→ **ASSIGNED TASK**: Down to the final line, return the records unchanged.

→ **SUPPLIED ENTRIES**:
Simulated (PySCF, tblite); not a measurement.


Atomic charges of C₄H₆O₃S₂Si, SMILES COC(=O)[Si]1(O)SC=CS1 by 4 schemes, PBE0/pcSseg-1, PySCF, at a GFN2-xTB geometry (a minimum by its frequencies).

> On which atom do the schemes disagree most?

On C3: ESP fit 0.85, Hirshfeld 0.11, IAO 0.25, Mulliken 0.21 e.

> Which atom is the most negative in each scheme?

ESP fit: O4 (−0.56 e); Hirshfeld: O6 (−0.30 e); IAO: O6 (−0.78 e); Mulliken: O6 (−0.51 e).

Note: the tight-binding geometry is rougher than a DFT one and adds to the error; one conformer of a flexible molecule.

→ **EXERCISE SOLUTION**:
Simulated (PySCF, tblite); not a measurement.


Atomic charges of C₄H₆O₃S₂Si, SMILES COC(=O)[Si]1(O)SC=CS1 by 4 schemes, PBE0/pcSseg-1, PySCF, at a GFN2-xTB geometry (a minimum by its frequencies).

> On which atom do the schemes disagree most?

On C3: ESP fit 0.85, Hirshfeld 0.11, IAO 0.25, Mulliken 0.21 e.

> Which atom is the most negative in each scheme?

ESP fit: O4 (−0.56 e); Hirshfeld: O6 (−0.30 e); IAO: O6 (−0.78 e); Mulliken: O6 (−0.51 e).

Note: the tight-binding geometry is rougher than a DFT one and adds to the error; one conformer of a flexible molecule.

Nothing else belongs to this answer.